■ Assignment
Give back an exact copy of the lines from the start of the material through the line bearing "Solution. The energy". Include both ends and nothing else.

BEGIN Stored data
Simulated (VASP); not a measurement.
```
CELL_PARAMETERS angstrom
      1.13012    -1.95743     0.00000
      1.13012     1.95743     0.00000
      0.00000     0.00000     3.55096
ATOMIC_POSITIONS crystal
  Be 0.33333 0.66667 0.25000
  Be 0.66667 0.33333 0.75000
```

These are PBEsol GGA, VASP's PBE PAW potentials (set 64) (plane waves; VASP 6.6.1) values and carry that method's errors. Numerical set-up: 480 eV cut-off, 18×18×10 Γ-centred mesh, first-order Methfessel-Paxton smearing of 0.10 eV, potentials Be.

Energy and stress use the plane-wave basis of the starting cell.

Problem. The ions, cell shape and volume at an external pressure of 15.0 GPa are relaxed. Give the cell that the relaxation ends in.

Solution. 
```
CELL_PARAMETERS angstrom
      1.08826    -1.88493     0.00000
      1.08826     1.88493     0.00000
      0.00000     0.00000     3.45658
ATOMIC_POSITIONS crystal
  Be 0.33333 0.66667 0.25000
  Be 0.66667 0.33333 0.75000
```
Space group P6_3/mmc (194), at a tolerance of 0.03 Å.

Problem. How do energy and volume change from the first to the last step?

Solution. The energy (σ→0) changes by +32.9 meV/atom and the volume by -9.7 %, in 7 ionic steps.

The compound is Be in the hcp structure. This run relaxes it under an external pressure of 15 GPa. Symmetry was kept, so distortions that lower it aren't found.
END Stored data

■ Task output
Simulated (VASP); not a measurement.
```
CELL_PARAMETERS angstrom
      1.13012    -1.95743     0.00000
      1.13012     1.95743     0.00000
      0.00000     0.00000     3.55096
ATOMIC_POSITIONS crystal
  Be 0.33333 0.66667 0.25000
  Be 0.66667 0.33333 0.75000
```

These are PBEsol GGA, VASP's PBE PAW potentials (set 64) (plane waves; VASP 6.6.1) values and carry that method's errors. Numerical set-up: 480 eV cut-off, 18×18×10 Γ-centred mesh, first-order Methfessel-Paxton smearing of 0.10 eV, potentials Be.

Energy and stress use the plane-wave basis of the starting cell.

Problem. The ions, cell shape and volume at an external pressure of 15.0 GPa are relaxed. Give the cell that the relaxation ends in.

Solution. 
```
CELL_PARAMETERS angstrom
      1.08826    -1.88493     0.00000
      1.08826     1.88493     0.00000
      0.00000     0.00000     3.45658
ATOMIC_POSITIONS crystal
  Be 0.33333 0.66667 0.25000
  Be 0.66667 0.33333 0.75000
```
Space group P6_3/mmc (194), at a tolerance of 0.03 Å.

Problem. How do energy and volume change from the first to the last step?

Solution. The energy (σ→0) changes by +32.9 meV/atom and the volume by -9.7 %, in 7 ionic steps.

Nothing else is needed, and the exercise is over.